* SOURCE INFORMATION
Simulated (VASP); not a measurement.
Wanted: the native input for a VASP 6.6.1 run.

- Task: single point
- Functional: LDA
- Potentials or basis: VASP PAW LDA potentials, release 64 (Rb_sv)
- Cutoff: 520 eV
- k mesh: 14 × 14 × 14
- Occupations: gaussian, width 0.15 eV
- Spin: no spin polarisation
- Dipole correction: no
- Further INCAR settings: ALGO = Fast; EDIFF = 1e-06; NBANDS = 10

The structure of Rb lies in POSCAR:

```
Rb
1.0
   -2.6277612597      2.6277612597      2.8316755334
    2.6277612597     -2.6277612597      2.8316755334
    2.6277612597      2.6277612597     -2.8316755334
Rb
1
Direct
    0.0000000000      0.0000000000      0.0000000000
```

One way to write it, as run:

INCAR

* TASK ITEM
From the first line to the last, write out the data exactly.

* SOLUTION
Simulated (VASP); not a measurement.
Wanted: the native input for a VASP 6.6.1 run.

- Task: single point
- Functional: LDA
- Potentials or basis: VASP PAW LDA potentials, release 64 (Rb_sv)
- Cutoff: 520 eV
- k mesh: 14 × 14 × 14
- Occupations: gaussian, width 0.15 eV
- Spin: no spin polarisation
- Dipole correction: no
- Further INCAR settings: ALGO = Fast; EDIFF = 1e-06; NBANDS = 10

The structure of Rb lies in POSCAR:

```
Rb
1.0
   -2.6277612597      2.6277612597      2.8316755334
    2.6277612597     -2.6277612597      2.8316755334
    2.6277612597      2.6277612597     -2.8316755334
Rb
1
Direct
    0.0000000000      0.0000000000      0.0000000000
```

One way to write it, as run:

INCAR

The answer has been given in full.